### WORK REQUEST:
Please reproduce the entries below exactly, starting at the first line and ending with the line that holds "spin polarisation |".

### GIVEN INFORMATION:
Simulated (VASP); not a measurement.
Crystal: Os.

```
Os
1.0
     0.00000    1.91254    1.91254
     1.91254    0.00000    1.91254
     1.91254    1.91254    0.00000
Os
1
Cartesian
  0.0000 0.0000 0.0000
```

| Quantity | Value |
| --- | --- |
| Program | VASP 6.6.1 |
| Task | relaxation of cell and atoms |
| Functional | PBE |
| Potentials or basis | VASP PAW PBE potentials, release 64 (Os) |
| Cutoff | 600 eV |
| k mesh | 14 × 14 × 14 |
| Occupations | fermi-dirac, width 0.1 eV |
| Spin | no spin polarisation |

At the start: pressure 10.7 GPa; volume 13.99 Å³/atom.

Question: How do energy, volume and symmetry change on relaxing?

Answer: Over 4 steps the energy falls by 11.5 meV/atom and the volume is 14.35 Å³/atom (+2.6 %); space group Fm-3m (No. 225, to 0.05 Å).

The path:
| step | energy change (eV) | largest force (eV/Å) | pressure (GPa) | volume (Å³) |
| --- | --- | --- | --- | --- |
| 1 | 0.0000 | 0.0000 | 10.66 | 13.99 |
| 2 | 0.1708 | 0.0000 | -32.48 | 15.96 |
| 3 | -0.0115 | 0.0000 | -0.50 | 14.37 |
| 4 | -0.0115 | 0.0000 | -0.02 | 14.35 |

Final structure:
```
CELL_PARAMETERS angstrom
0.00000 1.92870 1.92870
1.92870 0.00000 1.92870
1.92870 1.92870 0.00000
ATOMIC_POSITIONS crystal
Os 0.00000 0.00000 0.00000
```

### ANSWER SPACE:
Simulated (VASP); not a measurement.
Crystal: Os.

```
Os
1.0
     0.00000    1.91254    1.91254
     1.91254    0.00000    1.91254
     1.91254    1.91254    0.00000
Os
1
Cartesian
  0.0000 0.0000 0.0000
```

| Quantity | Value |
| --- | --- |
| Program | VASP 6.6.1 |
| Task | relaxation of cell and atoms |
| Functional | PBE |
| Potentials or basis | VASP PAW PBE potentials, release 64 (Os) |
| Cutoff | 600 eV |
| k mesh | 14 × 14 × 14 |
| Occupations | fermi-dirac, width 0.1 eV |
| Spin | no spin polarisation |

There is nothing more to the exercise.